Print out every record exactly as it appears.

★ ★ ★ ★ ★ ★ ★

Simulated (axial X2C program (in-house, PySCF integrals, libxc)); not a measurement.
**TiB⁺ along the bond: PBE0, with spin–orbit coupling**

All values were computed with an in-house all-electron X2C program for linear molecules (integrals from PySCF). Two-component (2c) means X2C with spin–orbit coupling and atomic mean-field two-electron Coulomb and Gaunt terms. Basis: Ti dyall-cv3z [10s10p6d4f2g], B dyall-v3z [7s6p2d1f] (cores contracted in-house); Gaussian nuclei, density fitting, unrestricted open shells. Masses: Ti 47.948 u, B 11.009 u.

★ ★ ★ ★ ★ ★ ★

Answer space ->
Simulated (axial X2C program (in-house, PySCF integrals, libxc)); not a measurement.
**TiB⁺ along the bond: PBE0, with spin–orbit coupling**

All values were computed with an in-house all-electron X2C program for linear molecules (integrals from PySCF). Two-component (2c) means X2C with spin–orbit coupling and atomic mean-field two-electron Coulomb and Gaunt terms. Basis: Ti dyall-cv3z [10s10p6d4f2g], B dyall-v3z [7s6p2d1f] (cores contracted in-house); Gaussian nuclei, density fitting, unrestricted open shells. Masses: Ti 47.948 u, B 11.009 u.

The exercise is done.